- Assigned task -
The whole listing is to be retyped exactly as it appears.

^^^^^^^^^^^^^^^^

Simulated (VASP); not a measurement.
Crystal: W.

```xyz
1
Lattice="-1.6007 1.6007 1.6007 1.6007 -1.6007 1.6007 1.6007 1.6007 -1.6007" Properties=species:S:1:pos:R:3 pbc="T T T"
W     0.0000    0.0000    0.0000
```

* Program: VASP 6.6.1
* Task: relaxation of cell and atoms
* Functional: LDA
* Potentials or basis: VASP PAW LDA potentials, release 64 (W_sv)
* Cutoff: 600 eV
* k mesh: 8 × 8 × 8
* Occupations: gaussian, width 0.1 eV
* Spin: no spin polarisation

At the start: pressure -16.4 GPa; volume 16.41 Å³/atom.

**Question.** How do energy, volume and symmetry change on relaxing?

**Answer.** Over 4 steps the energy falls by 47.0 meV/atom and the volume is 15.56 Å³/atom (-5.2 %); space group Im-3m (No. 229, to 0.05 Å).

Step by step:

^^^^^^^^^^^^^^^^

- Answer space -
Simulated (VASP); not a measurement.
Crystal: W.

```xyz
1
Lattice="-1.6007 1.6007 1.6007 1.6007 -1.6007 1.6007 1.6007 1.6007 -1.6007" Properties=species:S:1:pos:R:3 pbc="T T T"
W     0.0000    0.0000    0.0000
```

* Program: VASP 6.6.1
* Task: relaxation of cell and atoms
* Functional: LDA
* Potentials or basis: VASP PAW LDA potentials, release 64 (W_sv)
* Cutoff: 600 eV
* k mesh: 8 × 8 × 8
* Occupations: gaussian, width 0.1 eV
* Spin: no spin polarisation

At the start: pressure -16.4 GPa; volume 16.41 Å³/atom.

**Question.** How do energy, volume and symmetry change on relaxing?

**Answer.** Over 4 steps the energy falls by 47.0 meV/atom and the volume is 15.56 Å³/atom (-5.2 %); space group Im-3m (No. 229, to 0.05 Å).

Step by step:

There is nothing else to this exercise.